ASSIGNMENT →
With nothing left out, give the data back exactly.

------------------------------------------------------------
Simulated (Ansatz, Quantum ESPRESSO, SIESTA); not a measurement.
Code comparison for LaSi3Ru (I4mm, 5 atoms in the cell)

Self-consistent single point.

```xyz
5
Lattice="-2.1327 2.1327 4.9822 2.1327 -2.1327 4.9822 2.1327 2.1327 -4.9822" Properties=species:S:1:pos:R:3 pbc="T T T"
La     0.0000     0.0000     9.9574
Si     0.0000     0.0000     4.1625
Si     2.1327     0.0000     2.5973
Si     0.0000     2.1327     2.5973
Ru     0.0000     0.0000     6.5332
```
------------------------------------------------------------

EXERCISE OUTPUT →
Simulated (Ansatz, Quantum ESPRESSO, SIESTA); not a measurement.
Code comparison for LaSi3Ru (I4mm, 5 atoms in the cell)

Self-consistent single point.

```xyz
5
Lattice="-2.1327 2.1327 4.9822 2.1327 -2.1327 4.9822 2.1327 2.1327 -4.9822" Properties=species:S:1:pos:R:3 pbc="T T T"
La     0.0000     0.0000     9.9574
Si     0.0000     0.0000     4.1625
Si     2.1327     0.0000     2.5973
Si     0.0000     2.1327     2.5973
Ru     0.0000     0.0000     6.5332
```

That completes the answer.